# Dataset content
-- Opening Marker --

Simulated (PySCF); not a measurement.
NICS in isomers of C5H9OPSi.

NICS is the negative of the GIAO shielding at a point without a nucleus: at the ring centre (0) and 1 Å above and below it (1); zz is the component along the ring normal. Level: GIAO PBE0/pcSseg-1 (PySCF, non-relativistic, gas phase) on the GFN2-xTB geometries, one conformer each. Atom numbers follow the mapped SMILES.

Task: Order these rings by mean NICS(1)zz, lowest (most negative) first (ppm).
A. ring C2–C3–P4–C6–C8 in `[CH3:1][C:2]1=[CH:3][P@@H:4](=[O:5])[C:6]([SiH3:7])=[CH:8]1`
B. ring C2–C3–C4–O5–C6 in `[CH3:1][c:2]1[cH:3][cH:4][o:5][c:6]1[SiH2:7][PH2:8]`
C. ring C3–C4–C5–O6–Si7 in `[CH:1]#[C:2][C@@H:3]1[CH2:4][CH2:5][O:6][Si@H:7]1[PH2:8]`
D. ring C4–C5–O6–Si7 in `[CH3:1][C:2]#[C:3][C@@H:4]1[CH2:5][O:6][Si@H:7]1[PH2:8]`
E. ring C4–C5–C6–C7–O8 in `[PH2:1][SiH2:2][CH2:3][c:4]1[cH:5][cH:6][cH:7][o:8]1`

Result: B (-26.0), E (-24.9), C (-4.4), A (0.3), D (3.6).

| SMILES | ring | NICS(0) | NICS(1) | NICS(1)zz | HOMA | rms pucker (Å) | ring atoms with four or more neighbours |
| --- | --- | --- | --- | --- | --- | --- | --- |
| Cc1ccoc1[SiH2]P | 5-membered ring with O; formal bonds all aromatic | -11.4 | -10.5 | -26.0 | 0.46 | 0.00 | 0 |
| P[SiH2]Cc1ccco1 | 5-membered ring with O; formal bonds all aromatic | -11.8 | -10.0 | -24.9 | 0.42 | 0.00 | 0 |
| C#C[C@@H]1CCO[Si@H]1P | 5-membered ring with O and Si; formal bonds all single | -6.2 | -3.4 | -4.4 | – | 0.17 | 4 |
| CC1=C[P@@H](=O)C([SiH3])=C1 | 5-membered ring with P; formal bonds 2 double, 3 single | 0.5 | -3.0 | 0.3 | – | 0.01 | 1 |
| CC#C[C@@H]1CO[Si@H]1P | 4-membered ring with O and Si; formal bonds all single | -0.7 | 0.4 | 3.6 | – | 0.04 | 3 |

-- Closing Marker --

# Work item
What you give back should be only the lines of the records above, starting at the line with "E. ring C4–C5–C6–C7–O8" and ending at the line with "0.3 | – | 0.01 | 1 |", restated word for word.

# Task result
E. ring C4–C5–C6–C7–O8 in `[PH2:1][SiH2:2][CH2:3][c:4]1[cH:5][cH:6][cH:7][o:8]1`

Result: B (-26.0), E (-24.9), C (-4.4), A (0.3), D (3.6).

| SMILES | ring | NICS(0) | NICS(1) | NICS(1)zz | HOMA | rms pucker (Å) | ring atoms with four or more neighbours |
| --- | --- | --- | --- | --- | --- | --- | --- |
| Cc1ccoc1[SiH2]P | 5-membered ring with O; formal bonds all aromatic | -11.4 | -10.5 | -26.0 | 0.46 | 0.00 | 0 |
| P[SiH2]Cc1ccco1 | 5-membered ring with O; formal bonds all aromatic | -11.8 | -10.0 | -24.9 | 0.42 | 0.00 | 0 |
| C#C[C@@H]1CCO[Si@H]1P | 5-membered ring with O and Si; formal bonds all single | -6.2 | -3.4 | -4.4 | – | 0.17 | 4 |
| CC1=C[P@@H](=O)C([SiH3])=C1 | 5-membered ring with P; formal bonds 2 double, 3 single | 0.5 | -3.0 | 0.3 | – | 0.01 | 1 |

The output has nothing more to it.